*** Stored data Section Begins ***
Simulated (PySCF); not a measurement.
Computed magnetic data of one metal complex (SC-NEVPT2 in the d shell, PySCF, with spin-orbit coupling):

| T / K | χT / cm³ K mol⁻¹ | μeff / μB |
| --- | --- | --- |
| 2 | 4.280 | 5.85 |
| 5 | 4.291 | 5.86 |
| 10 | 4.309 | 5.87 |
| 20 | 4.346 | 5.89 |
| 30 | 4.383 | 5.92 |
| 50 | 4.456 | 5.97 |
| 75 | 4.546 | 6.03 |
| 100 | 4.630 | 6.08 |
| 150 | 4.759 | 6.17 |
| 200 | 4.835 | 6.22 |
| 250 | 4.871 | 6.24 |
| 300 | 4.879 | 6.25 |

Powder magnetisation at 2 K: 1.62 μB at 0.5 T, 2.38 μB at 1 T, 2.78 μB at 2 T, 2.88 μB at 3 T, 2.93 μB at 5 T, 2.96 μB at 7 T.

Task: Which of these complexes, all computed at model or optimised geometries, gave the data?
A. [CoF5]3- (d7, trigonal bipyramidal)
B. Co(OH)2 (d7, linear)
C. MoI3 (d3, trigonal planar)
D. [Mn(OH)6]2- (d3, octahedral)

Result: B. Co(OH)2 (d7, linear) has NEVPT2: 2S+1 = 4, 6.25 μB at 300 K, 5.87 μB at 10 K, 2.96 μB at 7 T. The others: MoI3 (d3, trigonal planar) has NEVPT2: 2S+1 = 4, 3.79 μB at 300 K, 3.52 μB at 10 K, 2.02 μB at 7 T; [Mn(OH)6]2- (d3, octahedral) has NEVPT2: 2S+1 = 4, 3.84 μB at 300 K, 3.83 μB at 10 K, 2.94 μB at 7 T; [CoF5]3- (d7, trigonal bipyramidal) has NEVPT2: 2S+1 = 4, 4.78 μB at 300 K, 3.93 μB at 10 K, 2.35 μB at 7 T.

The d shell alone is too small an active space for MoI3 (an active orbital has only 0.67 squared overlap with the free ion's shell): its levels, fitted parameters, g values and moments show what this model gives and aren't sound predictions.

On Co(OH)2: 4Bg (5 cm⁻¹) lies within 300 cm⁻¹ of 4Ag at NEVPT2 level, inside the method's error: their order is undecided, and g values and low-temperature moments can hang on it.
*** Stored data Section Ends ***

Activity. Your output should consist solely of the lines from the beginning of the entries through the line containing "D. [Mn(OH)6]2- (d3, octahedral)", reproduced exactly.

Your response.
Simulated (PySCF); not a measurement.
Computed magnetic data of one metal complex (SC-NEVPT2 in the d shell, PySCF, with spin-orbit coupling):

| T / K | χT / cm³ K mol⁻¹ | μeff / μB |
| --- | --- | --- |
| 2 | 4.280 | 5.85 |
| 5 | 4.291 | 5.86 |
| 10 | 4.309 | 5.87 |
| 20 | 4.346 | 5.89 |
| 30 | 4.383 | 5.92 |
| 50 | 4.456 | 5.97 |
| 75 | 4.546 | 6.03 |
| 100 | 4.630 | 6.08 |
| 150 | 4.759 | 6.17 |
| 200 | 4.835 | 6.22 |
| 250 | 4.871 | 6.24 |
| 300 | 4.879 | 6.25 |

Powder magnetisation at 2 K: 1.62 μB at 0.5 T, 2.38 μB at 1 T, 2.78 μB at 2 T, 2.88 μB at 3 T, 2.93 μB at 5 T, 2.96 μB at 7 T.

Task: Which of these complexes, all computed at model or optimised geometries, gave the data?
A. [CoF5]3- (d7, trigonal bipyramidal)
B. Co(OH)2 (d7, linear)
C. MoI3 (d3, trigonal planar)
D. [Mn(OH)6]2- (d3, octahedral)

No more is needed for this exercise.